=== Work task ===
Below are some records; reproduce them exactly.

++++++++

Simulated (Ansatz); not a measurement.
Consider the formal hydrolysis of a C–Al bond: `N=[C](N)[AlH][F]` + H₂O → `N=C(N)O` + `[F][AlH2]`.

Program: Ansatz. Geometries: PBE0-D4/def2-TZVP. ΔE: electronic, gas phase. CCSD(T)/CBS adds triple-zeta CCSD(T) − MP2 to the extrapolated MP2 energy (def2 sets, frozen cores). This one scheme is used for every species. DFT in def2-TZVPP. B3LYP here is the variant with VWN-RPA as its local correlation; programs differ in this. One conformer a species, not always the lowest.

++++++++

=== Written response ===
Simulated (Ansatz); not a measurement.
Consider the formal hydrolysis of a C–Al bond: `N=[C](N)[AlH][F]` + H₂O → `N=C(N)O` + `[F][AlH2]`.

Program: Ansatz. Geometries: PBE0-D4/def2-TZVP. ΔE: electronic, gas phase. CCSD(T)/CBS adds triple-zeta CCSD(T) − MP2 to the extrapolated MP2 energy (def2 sets, frozen cores). This one scheme is used for every species. DFT in def2-TZVPP. B3LYP here is the variant with VWN-RPA as its local correlation; programs differ in this. One conformer a species, not always the lowest.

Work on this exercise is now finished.